[[ PROVIDED RECORDS, beginning ]]

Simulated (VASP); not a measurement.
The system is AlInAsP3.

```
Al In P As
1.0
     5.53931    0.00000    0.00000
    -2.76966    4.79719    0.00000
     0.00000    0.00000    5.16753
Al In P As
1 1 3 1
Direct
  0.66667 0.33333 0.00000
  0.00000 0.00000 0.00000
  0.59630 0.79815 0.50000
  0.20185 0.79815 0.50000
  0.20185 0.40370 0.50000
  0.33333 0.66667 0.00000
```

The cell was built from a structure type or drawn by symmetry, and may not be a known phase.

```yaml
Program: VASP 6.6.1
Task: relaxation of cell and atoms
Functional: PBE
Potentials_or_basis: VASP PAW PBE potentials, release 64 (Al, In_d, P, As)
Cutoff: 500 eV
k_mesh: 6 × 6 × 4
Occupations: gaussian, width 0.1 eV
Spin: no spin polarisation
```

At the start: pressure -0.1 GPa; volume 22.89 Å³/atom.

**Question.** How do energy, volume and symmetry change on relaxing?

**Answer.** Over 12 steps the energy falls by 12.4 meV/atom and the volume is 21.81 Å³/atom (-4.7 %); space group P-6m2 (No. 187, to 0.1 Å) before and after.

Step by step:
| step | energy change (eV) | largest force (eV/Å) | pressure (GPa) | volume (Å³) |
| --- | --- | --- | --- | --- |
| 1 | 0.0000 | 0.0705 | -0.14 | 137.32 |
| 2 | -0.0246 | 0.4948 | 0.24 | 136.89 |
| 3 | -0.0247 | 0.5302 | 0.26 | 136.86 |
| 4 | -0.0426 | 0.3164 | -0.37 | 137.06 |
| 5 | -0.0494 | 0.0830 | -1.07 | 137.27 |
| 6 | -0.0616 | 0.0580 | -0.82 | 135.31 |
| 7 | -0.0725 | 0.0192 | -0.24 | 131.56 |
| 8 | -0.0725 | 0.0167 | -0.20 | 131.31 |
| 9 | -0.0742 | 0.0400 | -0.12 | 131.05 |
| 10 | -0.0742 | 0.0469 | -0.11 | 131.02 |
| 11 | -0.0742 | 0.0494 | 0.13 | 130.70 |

[[ PROVIDED RECORDS, end ]]

Look above for the line with "-0.14 | 137.32 |" and the line with "-0.12 | 131.05 |"; transcribe both and all lines in between, exactly, and nothing else.

- [WRITTEN REPLY]:
| 1 | 0.0000 | 0.0705 | -0.14 | 137.32 |
| 2 | -0.0246 | 0.4948 | 0.24 | 136.89 |
| 3 | -0.0247 | 0.5302 | 0.26 | 136.86 |
| 4 | -0.0426 | 0.3164 | -0.37 | 137.06 |
| 5 | -0.0494 | 0.0830 | -1.07 | 137.27 |
| 6 | -0.0616 | 0.0580 | -0.82 | 135.31 |
| 7 | -0.0725 | 0.0192 | -0.24 | 131.56 |
| 8 | -0.0725 | 0.0167 | -0.20 | 131.31 |
| 9 | -0.0742 | 0.0400 | -0.12 | 131.05 |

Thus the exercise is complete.